EXCERPTED RECORDS Start Marker
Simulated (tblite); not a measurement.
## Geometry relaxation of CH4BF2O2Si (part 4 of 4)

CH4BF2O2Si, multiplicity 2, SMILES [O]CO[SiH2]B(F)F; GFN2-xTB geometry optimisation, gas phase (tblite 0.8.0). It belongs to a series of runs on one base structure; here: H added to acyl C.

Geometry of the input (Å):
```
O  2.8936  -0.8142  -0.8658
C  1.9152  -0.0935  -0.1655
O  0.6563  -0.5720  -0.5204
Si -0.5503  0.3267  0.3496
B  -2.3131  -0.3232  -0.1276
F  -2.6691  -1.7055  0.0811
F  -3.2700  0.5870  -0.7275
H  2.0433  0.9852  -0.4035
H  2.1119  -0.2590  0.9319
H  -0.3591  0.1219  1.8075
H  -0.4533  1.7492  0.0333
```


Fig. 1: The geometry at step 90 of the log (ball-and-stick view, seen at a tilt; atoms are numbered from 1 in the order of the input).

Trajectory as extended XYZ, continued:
EXCERPTED RECORDS End Marker

__ASSIGNED TASK__:
Take the lines above and print them exactly.

__TASK RESULT__:
Simulated (tblite); not a measurement.
## Geometry relaxation of CH4BF2O2Si (part 4 of 4)

CH4BF2O2Si, multiplicity 2, SMILES [O]CO[SiH2]B(F)F; GFN2-xTB geometry optimisation, gas phase (tblite 0.8.0). It belongs to a series of runs on one base structure; here: H added to acyl C.

Geometry of the input (Å):
```
O  2.8936  -0.8142  -0.8658
C  1.9152  -0.0935  -0.1655
O  0.6563  -0.5720  -0.5204
Si -0.5503  0.3267  0.3496
B  -2.3131  -0.3232  -0.1276
F  -2.6691  -1.7055  0.0811
F  -3.2700  0.5870  -0.7275
H  2.0433  0.9852  -0.4035
H  2.1119  -0.2590  0.9319
H  -0.3591  0.1219  1.8075
H  -0.4533  1.7492  0.0333
```


Fig. 1: The geometry at step 90 of the log (ball-and-stick view, seen at a tilt; atoms are numbered from 1 in the order of the input).

Trajectory as extended XYZ, continued:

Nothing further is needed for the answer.